**REQUIREMENT**
In the data that follows, find the line with "energy (meV/atom) |"; transcribe it, every later line up to the one with "All runs of", and that line as well, exactly and with no others.

**DATA FOR ANALYSIS**
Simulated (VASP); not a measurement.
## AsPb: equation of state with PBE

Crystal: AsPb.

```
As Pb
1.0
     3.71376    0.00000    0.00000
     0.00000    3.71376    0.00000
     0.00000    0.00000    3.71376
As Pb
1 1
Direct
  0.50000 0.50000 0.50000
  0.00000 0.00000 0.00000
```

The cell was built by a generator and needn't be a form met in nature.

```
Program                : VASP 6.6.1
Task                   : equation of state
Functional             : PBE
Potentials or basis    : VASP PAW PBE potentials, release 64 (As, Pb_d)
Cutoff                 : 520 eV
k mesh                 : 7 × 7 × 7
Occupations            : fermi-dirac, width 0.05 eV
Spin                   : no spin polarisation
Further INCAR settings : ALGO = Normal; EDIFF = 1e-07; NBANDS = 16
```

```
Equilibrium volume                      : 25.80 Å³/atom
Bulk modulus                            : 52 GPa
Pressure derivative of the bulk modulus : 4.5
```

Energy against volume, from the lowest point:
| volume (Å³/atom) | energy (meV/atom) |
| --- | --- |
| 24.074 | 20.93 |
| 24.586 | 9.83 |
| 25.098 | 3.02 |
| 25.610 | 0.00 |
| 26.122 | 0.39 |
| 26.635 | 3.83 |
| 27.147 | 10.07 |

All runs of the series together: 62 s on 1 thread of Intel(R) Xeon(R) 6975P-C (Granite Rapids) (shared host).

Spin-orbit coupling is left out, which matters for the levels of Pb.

**YOUR SOLUTION**
| volume (Å³/atom) | energy (meV/atom) |
| --- | --- |
| 24.074 | 20.93 |
| 24.586 | 9.83 |
| 25.098 | 3.02 |
| 25.610 | 0.00 |
| 26.122 | 0.39 |
| 26.635 | 3.83 |
| 27.147 | 10.07 |

All runs of the series together: 62 s on 1 thread of Intel(R) Xeon(R) 6975P-C (Granite Rapids) (shared host).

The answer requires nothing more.